/---

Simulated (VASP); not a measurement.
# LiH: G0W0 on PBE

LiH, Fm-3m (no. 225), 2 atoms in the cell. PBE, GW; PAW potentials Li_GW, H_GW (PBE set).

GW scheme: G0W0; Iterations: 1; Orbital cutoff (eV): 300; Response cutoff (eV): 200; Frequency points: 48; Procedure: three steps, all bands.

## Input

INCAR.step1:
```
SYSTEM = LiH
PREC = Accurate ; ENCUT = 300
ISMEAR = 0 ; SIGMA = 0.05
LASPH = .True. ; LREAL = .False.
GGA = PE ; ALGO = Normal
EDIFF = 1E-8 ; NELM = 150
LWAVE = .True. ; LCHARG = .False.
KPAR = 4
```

\---

◆ Action item ◆
Return the material above in full, word for word.

◆ Problem solution ◆
Simulated (VASP); not a measurement.
# LiH: G0W0 on PBE

LiH, Fm-3m (no. 225), 2 atoms in the cell. PBE, GW; PAW potentials Li_GW, H_GW (PBE set).

GW scheme: G0W0; Iterations: 1; Orbital cutoff (eV): 300; Response cutoff (eV): 200; Frequency points: 48; Procedure: three steps, all bands.

## Input

INCAR.step1:
```
SYSTEM = LiH
PREC = Accurate ; ENCUT = 300
ISMEAR = 0 ; SIGMA = 0.05
LASPH = .True. ; LREAL = .False.
GGA = PE ; ALGO = Normal
EDIFF = 1E-8 ; NELM = 150
LWAVE = .True. ; LCHARG = .False.
KPAR = 4
```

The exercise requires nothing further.